--- DATASET ENTRIES Enclosed Below ---

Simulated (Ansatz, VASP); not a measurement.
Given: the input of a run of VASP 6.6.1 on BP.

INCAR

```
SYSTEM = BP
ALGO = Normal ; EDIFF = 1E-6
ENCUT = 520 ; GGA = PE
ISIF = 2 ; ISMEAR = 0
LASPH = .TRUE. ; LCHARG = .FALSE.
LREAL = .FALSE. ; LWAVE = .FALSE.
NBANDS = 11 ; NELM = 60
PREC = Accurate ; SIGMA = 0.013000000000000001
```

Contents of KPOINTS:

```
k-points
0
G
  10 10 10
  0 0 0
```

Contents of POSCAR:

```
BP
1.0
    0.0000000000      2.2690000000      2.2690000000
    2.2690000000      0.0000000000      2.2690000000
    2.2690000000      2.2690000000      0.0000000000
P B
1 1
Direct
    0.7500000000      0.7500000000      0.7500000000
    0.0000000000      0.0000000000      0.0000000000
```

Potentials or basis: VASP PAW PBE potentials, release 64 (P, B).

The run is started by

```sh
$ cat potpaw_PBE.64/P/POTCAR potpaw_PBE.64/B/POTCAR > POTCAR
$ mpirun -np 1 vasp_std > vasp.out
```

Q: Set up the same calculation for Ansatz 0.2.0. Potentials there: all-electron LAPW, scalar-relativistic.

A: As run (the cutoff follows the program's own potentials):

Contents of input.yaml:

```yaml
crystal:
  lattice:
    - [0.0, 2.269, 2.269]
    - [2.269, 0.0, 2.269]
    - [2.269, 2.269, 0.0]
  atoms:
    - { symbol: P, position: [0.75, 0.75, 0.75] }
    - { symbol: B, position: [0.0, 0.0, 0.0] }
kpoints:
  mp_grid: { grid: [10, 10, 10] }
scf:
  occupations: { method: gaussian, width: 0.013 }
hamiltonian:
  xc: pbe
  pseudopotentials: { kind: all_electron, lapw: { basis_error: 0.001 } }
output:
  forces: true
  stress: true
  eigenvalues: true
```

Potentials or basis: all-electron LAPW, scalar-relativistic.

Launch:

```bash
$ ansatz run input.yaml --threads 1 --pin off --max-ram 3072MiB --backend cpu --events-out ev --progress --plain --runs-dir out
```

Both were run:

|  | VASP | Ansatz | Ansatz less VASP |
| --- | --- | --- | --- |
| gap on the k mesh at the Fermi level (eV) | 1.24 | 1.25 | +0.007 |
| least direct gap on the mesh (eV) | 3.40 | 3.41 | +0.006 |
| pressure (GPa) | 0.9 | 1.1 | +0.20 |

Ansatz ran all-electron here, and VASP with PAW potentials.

--- End of Enclosed DATASET ENTRIES ---

## BRIEF
Reproduce exactly the stretch of the material above that starts at the line with "1.25 | +0.007 |" and ends at the line with "1.1 | +0.20 |", both included, and nothing else.

## TASK RESPONSE
| gap on the k mesh at the Fermi level (eV) | 1.24 | 1.25 | +0.007 |
| least direct gap on the mesh (eV) | 3.40 | 3.41 | +0.006 |
| pressure (GPa) | 0.9 | 1.1 | +0.20 |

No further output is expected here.